=======

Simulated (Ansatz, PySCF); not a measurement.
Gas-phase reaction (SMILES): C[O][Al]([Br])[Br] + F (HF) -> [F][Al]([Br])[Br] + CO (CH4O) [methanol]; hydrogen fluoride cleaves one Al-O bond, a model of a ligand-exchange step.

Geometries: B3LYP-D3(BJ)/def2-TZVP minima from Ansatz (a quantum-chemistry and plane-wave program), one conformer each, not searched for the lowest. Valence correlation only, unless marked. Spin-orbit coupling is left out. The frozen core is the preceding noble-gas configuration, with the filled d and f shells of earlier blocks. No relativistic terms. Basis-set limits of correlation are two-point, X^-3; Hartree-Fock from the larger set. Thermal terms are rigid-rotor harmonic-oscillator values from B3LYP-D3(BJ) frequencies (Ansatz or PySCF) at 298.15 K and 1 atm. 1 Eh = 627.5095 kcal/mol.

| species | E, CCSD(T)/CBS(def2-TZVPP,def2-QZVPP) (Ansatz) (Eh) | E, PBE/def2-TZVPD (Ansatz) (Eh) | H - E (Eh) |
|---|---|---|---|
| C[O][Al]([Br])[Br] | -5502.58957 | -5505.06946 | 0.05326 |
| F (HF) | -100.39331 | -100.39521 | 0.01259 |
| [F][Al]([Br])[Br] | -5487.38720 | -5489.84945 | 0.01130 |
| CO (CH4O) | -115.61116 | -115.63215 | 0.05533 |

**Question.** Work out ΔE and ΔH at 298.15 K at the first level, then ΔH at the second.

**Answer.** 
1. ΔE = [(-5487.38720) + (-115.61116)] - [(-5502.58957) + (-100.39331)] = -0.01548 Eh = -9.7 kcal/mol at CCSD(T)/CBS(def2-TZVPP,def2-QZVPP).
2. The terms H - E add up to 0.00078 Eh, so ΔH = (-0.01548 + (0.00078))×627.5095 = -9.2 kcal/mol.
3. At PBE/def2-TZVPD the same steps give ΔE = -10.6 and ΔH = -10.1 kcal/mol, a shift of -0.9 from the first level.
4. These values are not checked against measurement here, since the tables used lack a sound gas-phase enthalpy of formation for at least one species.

=======

Work task
From the top of the listing above, restate each line word for word up to and including the line with "Gas-phase reaction (SMILES): C[O][Al]([Br])[Br]"; add nothing else.

Exercise solution
Simulated (Ansatz, PySCF); not a measurement.
Gas-phase reaction (SMILES): C[O][Al]([Br])[Br] + F (HF) -> [F][Al]([Br])[Br] + CO (CH4O) [methanol]; hydrogen fluoride cleaves one Al-O bond, a model of a ligand-exchange step.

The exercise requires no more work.